Work task:
The records are to be reproduced verbatim.

Supplied data:
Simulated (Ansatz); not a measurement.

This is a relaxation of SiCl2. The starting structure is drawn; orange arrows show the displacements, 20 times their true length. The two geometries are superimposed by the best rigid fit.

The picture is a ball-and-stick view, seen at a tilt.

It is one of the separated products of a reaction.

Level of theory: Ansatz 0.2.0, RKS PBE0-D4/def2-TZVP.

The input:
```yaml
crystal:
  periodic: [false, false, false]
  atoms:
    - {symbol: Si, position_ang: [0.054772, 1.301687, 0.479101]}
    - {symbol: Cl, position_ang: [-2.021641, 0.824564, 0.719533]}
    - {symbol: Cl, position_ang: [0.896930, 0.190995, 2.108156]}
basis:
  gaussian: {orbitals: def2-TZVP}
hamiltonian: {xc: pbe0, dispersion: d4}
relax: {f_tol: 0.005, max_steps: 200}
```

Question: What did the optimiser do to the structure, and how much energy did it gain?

Exercise output:
Simulated (Ansatz); not a measurement.

This is a relaxation of SiCl2. The starting structure is drawn; orange arrows show the displacements, 20 times their true length. The two geometries are superimposed by the best rigid fit.

The picture is a ball-and-stick view, seen at a tilt.

It is one of the separated products of a reaction.

Level of theory: Ansatz 0.2.0, RKS PBE0-D4/def2-TZVP.

The input:
```yaml
crystal:
  periodic: [false, false, false]
  atoms:
    - {symbol: Si, position_ang: [0.054772, 1.301687, 0.479101]}
    - {symbol: Cl, position_ang: [-2.021641, 0.824564, 0.719533]}
    - {symbol: Cl, position_ang: [0.896930, 0.190995, 2.108156]}
basis:
  gaussian: {orbitals: def2-TZVP}
hamiltonian: {xc: pbe0, dispersion: d4}
relax: {f_tol: 0.005, max_steps: 200}
```

Question: What did the optimiser do to the structure, and how much energy did it gain?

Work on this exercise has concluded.